▶ **SUPPLIED ENTRIES**
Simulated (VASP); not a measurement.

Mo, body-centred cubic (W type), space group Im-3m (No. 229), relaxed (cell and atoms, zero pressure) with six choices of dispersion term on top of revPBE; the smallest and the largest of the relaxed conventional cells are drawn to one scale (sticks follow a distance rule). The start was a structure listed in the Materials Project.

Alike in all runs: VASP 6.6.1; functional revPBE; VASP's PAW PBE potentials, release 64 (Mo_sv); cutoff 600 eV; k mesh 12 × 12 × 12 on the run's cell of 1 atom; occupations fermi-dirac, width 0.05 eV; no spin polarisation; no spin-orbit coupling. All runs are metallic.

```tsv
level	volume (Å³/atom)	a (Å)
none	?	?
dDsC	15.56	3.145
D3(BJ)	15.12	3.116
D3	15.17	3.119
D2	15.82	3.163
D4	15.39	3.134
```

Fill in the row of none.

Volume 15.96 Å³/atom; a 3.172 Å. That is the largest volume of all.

▶ **WORK TASK**
Each line from the top of the listing down to and including the one containing "Fill in the row of none." should be transcribed exactly; nothing else is to be output.

▶ **TASK RESPONSE**
Simulated (VASP); not a measurement.

Mo, body-centred cubic (W type), space group Im-3m (No. 229), relaxed (cell and atoms, zero pressure) with six choices of dispersion term on top of revPBE; the smallest and the largest of the relaxed conventional cells are drawn to one scale (sticks follow a distance rule). The start was a structure listed in the Materials Project.

Alike in all runs: VASP 6.6.1; functional revPBE; VASP's PAW PBE potentials, release 64 (Mo_sv); cutoff 600 eV; k mesh 12 × 12 × 12 on the run's cell of 1 atom; occupations fermi-dirac, width 0.05 eV; no spin polarisation; no spin-orbit coupling. All runs are metallic.

```tsv
level	volume (Å³/atom)	a (Å)
none	?	?
dDsC	15.56	3.145
D3(BJ)	15.12	3.116
D3	15.17	3.119
D2	15.82	3.163
D4	15.39	3.134
```

Fill in the row of none.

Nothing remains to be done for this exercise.